Each record should be written out exactly as given.

_MATERIAL SHOWN_:
[Start of Attachment]

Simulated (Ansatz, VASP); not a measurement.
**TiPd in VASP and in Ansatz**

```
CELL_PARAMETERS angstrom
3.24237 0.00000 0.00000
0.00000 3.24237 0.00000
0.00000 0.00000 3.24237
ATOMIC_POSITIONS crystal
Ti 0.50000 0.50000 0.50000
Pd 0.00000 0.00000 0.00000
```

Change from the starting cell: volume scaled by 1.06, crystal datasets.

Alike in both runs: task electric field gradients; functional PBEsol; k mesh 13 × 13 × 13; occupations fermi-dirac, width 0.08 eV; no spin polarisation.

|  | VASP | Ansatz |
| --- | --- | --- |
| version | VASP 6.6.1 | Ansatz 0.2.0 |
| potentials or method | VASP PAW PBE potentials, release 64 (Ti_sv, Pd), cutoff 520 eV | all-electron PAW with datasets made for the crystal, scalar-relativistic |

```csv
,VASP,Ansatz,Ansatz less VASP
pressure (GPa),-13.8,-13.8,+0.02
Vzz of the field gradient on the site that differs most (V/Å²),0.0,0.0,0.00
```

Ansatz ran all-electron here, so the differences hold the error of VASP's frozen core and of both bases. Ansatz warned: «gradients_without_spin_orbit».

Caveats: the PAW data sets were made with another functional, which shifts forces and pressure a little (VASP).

[End of Attachment]

_WRITTEN RESPONSE_:
Simulated (Ansatz, VASP); not a measurement.
**TiPd in VASP and in Ansatz**

```
CELL_PARAMETERS angstrom
3.24237 0.00000 0.00000
0.00000 3.24237 0.00000
0.00000 0.00000 3.24237
ATOMIC_POSITIONS crystal
Ti 0.50000 0.50000 0.50000
Pd 0.00000 0.00000 0.00000
```

Change from the starting cell: volume scaled by 1.06, crystal datasets.

Alike in both runs: task electric field gradients; functional PBEsol; k mesh 13 × 13 × 13; occupations fermi-dirac, width 0.08 eV; no spin polarisation.

|  | VASP | Ansatz |
| --- | --- | --- |
| version | VASP 6.6.1 | Ansatz 0.2.0 |
| potentials or method | VASP PAW PBE potentials, release 64 (Ti_sv, Pd), cutoff 520 eV | all-electron PAW with datasets made for the crystal, scalar-relativistic |

```csv
,VASP,Ansatz,Ansatz less VASP
pressure (GPa),-13.8,-13.8,+0.02
Vzz of the field gradient on the site that differs most (V/Å²),0.0,0.0,0.00
```

Ansatz ran all-electron here, so the differences hold the error of VASP's frozen core and of both bases. Ansatz warned: «gradients_without_spin_orbit».

Caveats: the PAW data sets were made with another functional, which shifts forces and pressure a little (VASP).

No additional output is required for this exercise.